● Assignment
Could you write out the opening lines of the data, word for word, stopping after the line that contains "Computed with PBEsol"?

● Exercise data

* * * * * * *

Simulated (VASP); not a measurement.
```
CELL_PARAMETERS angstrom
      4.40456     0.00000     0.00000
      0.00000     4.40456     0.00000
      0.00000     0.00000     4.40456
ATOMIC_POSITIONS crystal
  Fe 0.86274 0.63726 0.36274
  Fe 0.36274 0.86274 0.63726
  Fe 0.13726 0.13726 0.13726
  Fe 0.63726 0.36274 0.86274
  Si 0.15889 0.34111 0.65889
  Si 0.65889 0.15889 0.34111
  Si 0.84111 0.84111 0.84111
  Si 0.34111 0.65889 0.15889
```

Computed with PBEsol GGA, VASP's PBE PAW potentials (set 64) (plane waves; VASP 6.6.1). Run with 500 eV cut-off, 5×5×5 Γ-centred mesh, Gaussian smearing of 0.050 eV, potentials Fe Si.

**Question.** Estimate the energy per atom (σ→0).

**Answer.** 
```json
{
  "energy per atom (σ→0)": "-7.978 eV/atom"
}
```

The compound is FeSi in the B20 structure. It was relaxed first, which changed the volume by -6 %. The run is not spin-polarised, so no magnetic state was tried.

* * * * * * *

● Answer box
Simulated (VASP); not a measurement.
```
CELL_PARAMETERS angstrom
      4.40456     0.00000     0.00000
      0.00000     4.40456     0.00000
      0.00000     0.00000     4.40456
ATOMIC_POSITIONS crystal
  Fe 0.86274 0.63726 0.36274
  Fe 0.36274 0.86274 0.63726
  Fe 0.13726 0.13726 0.13726
  Fe 0.63726 0.36274 0.86274
  Si 0.15889 0.34111 0.65889
  Si 0.65889 0.15889 0.34111
  Si 0.84111 0.84111 0.84111
  Si 0.34111 0.65889 0.15889
```

Computed with PBEsol GGA, VASP's PBE PAW potentials (set 64) (plane waves; VASP 6.6.1). Run with 500 eV cut-off, 5×5×5 Γ-centred mesh, Gaussian smearing of 0.050 eV, potentials Fe Si.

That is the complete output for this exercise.